## [WORK ORDER]
Transcribe the following entries word for word. End with the line where "980 | - | 3.88 |" appears.

<<<<

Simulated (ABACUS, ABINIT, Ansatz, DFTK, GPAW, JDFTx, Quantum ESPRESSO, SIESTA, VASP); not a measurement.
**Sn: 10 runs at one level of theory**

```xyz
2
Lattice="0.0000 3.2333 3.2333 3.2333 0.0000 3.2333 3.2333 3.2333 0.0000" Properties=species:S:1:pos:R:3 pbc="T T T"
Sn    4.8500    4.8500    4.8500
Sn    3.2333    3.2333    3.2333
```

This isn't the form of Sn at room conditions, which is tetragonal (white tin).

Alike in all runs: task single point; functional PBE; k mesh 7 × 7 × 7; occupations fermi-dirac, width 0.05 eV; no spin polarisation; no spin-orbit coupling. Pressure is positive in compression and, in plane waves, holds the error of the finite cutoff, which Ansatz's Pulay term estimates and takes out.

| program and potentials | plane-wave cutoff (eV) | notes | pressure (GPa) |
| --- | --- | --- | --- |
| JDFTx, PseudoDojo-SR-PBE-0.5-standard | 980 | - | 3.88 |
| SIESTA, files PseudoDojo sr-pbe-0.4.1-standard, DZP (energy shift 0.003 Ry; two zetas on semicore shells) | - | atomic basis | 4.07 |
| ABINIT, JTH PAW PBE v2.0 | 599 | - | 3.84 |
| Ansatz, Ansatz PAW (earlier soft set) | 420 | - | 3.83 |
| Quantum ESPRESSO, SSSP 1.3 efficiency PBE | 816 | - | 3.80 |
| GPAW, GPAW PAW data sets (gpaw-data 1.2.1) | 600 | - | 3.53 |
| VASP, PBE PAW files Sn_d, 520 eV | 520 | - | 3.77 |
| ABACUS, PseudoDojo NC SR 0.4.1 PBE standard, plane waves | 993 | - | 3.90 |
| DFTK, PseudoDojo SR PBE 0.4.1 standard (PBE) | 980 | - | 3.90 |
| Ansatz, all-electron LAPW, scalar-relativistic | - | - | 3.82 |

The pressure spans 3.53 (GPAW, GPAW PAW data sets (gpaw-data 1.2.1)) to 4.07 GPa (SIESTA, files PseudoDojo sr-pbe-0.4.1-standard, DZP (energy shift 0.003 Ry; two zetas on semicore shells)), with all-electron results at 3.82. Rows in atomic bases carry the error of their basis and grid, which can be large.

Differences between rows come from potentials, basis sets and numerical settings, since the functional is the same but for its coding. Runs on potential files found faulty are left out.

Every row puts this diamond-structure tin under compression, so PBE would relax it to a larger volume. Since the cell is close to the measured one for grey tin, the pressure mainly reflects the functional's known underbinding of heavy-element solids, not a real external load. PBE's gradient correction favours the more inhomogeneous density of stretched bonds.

>>>>

## [YOUR RESPONSE]
Simulated (ABACUS, ABINIT, Ansatz, DFTK, GPAW, JDFTx, Quantum ESPRESSO, SIESTA, VASP); not a measurement.
**Sn: 10 runs at one level of theory**

```xyz
2
Lattice="0.0000 3.2333 3.2333 3.2333 0.0000 3.2333 3.2333 3.2333 0.0000" Properties=species:S:1:pos:R:3 pbc="T T T"
Sn    4.8500    4.8500    4.8500
Sn    3.2333    3.2333    3.2333
```

This isn't the form of Sn at room conditions, which is tetragonal (white tin).

Alike in all runs: task single point; functional PBE; k mesh 7 × 7 × 7; occupations fermi-dirac, width 0.05 eV; no spin polarisation; no spin-orbit coupling. Pressure is positive in compression and, in plane waves, holds the error of the finite cutoff, which Ansatz's Pulay term estimates and takes out.

| program and potentials | plane-wave cutoff (eV) | notes | pressure (GPa) |
| --- | --- | --- | --- |
| JDFTx, PseudoDojo-SR-PBE-0.5-standard | 980 | - | 3.88 |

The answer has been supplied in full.